Work order:
Write each line again exactly as it is, from the opening line of the records below through the one containing "Left contact: ohmic.", and add nothing.

[Start of Attachment]

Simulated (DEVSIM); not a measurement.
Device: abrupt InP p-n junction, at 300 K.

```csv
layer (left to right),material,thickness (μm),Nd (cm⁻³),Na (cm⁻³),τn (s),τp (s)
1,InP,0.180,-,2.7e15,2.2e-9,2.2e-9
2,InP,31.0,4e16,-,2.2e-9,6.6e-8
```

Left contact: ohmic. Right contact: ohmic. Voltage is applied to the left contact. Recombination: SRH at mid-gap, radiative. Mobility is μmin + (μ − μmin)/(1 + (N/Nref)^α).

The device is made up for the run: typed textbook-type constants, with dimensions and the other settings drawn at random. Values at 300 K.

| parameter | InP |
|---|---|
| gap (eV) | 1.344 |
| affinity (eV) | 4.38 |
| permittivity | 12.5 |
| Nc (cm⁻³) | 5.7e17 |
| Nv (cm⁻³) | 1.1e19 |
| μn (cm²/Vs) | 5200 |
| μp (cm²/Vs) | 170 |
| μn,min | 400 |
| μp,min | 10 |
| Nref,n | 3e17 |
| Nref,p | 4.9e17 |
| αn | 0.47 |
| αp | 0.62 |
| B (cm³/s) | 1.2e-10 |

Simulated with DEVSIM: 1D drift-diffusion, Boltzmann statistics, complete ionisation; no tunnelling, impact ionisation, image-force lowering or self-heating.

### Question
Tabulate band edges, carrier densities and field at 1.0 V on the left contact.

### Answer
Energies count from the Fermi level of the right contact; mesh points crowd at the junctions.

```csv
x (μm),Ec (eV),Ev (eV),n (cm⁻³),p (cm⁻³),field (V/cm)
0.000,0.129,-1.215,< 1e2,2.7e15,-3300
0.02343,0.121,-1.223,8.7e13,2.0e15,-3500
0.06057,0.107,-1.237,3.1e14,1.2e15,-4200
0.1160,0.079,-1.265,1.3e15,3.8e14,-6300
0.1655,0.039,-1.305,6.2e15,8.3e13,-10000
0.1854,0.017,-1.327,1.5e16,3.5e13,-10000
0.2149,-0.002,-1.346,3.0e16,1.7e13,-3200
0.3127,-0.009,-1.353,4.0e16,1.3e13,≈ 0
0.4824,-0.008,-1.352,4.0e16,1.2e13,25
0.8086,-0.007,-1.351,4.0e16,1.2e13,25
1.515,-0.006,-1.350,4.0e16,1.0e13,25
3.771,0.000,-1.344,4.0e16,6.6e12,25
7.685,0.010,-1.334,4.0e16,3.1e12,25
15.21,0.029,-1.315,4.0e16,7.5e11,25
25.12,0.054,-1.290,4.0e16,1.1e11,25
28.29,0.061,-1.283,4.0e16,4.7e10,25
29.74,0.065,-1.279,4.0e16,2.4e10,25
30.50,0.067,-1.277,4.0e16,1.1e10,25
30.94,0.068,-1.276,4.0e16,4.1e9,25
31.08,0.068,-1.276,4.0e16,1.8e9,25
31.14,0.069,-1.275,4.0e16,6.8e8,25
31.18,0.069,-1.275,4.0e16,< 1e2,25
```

[End of Attachment]

Response area:
Simulated (DEVSIM); not a measurement.
Device: abrupt InP p-n junction, at 300 K.

```csv
layer (left to right),material,thickness (μm),Nd (cm⁻³),Na (cm⁻³),τn (s),τp (s)
1,InP,0.180,-,2.7e15,2.2e-9,2.2e-9
2,InP,31.0,4e16,-,2.2e-9,6.6e-8
```

Left contact: ohmic. Right contact: ohmic. Voltage is applied to the left contact. Recombination: SRH at mid-gap, radiative. Mobility is μmin + (μ − μmin)/(1 + (N/Nref)^α).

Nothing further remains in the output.